> _Action item_:
In exact form, set down only those lines of the material that run from its first line to the line with "Gas-phase reaction: 4", inclusive.

───── Dataset excerpts

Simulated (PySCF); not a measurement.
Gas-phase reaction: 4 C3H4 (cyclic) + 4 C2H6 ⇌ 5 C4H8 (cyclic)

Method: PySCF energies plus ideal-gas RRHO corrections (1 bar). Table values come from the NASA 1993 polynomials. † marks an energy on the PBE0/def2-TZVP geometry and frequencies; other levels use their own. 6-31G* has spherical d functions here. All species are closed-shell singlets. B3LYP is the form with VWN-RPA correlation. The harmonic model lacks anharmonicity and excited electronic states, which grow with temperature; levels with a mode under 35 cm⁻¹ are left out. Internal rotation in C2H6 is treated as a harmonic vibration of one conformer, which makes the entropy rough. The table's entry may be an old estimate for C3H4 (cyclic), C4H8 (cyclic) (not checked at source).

──────────

> _Task answer_:
Simulated (PySCF); not a measurement.
Gas-phase reaction: 4 C3H4 (cyclic) + 4 C2H6 ⇌ 5 C4H8 (cyclic)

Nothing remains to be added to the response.